### LISTED RECORDS
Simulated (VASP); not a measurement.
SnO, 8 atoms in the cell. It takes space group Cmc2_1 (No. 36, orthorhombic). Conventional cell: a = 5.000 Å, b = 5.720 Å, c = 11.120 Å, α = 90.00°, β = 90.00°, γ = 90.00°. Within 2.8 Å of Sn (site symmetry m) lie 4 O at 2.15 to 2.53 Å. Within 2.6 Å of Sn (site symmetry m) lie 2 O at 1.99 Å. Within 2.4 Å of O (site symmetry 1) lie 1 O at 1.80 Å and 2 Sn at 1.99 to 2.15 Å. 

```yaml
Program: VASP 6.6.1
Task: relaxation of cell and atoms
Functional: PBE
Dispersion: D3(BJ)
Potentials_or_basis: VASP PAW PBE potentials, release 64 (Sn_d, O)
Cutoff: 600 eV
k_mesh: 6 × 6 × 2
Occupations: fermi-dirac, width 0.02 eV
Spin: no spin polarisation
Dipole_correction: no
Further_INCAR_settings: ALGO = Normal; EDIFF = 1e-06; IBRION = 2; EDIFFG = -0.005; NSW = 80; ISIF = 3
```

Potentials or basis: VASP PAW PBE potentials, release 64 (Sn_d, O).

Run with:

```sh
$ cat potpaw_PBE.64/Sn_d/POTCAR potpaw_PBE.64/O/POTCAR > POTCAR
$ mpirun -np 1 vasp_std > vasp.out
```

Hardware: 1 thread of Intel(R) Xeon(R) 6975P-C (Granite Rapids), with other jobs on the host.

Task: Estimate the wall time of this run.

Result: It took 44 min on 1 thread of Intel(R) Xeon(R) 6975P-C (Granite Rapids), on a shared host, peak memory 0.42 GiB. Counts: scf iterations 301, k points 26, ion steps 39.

### REQUIREMENT
Look at the material above and copy, word for word, its lines from the first through the one containing "Task: Estimate the wall time of this run.".

### EXERCISE OUTPUT
Simulated (VASP); not a measurement.
SnO, 8 atoms in the cell. It takes space group Cmc2_1 (No. 36, orthorhombic). Conventional cell: a = 5.000 Å, b = 5.720 Å, c = 11.120 Å, α = 90.00°, β = 90.00°, γ = 90.00°. Within 2.8 Å of Sn (site symmetry m) lie 4 O at 2.15 to 2.53 Å. Within 2.6 Å of Sn (site symmetry m) lie 2 O at 1.99 Å. Within 2.4 Å of O (site symmetry 1) lie 1 O at 1.80 Å and 2 Sn at 1.99 to 2.15 Å. 

```yaml
Program: VASP 6.6.1
Task: relaxation of cell and atoms
Functional: PBE
Dispersion: D3(BJ)
Potentials_or_basis: VASP PAW PBE potentials, release 64 (Sn_d, O)
Cutoff: 600 eV
k_mesh: 6 × 6 × 2
Occupations: fermi-dirac, width 0.02 eV
Spin: no spin polarisation
Dipole_correction: no
Further_INCAR_settings: ALGO = Normal; EDIFF = 1e-06; IBRION = 2; EDIFFG = -0.005; NSW = 80; ISIF = 3
```

Potentials or basis: VASP PAW PBE potentials, release 64 (Sn_d, O).

Run with:

```sh
$ cat potpaw_PBE.64/Sn_d/POTCAR potpaw_PBE.64/O/POTCAR > POTCAR
$ mpirun -np 1 vasp_std > vasp.out
```

Hardware: 1 thread of Intel(R) Xeon(R) 6975P-C (Granite Rapids), with other jobs on the host.

Task: Estimate the wall time of this run.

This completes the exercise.